ASSIGNED TASK ▸
Take the entries that follow and return exactly the lines from the one holding "named calculation found.)" through the one holding "A lower first", both included. Nothing else is needed.

····················

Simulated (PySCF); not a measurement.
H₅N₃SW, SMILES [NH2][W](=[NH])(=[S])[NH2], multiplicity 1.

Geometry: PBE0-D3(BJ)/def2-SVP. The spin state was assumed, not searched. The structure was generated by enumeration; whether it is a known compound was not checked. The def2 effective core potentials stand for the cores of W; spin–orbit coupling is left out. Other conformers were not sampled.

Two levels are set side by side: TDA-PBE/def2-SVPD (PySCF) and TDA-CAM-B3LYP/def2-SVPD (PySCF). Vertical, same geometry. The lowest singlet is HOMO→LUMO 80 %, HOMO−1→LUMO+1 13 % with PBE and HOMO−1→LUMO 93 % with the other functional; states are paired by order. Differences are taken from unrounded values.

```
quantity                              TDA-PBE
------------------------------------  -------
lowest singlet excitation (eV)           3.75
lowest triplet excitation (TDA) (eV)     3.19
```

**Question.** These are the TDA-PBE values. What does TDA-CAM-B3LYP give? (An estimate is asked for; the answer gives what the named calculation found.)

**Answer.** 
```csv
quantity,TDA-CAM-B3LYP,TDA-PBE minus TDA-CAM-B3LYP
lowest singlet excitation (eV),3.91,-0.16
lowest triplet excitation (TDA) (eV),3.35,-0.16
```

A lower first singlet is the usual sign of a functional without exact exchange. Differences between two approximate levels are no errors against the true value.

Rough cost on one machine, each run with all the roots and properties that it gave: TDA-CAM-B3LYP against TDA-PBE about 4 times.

····················

WRITTEN REPLY ▸
**Question.** These are the TDA-PBE values. What does TDA-CAM-B3LYP give? (An estimate is asked for; the answer gives what the named calculation found.)

**Answer.** 
```csv
quantity,TDA-CAM-B3LYP,TDA-PBE minus TDA-CAM-B3LYP
lowest singlet excitation (eV),3.91,-0.16
lowest triplet excitation (TDA) (eV),3.35,-0.16
```

A lower first singlet is the usual sign of a functional without exact exchange. Differences between two approximate levels are no errors against the true value.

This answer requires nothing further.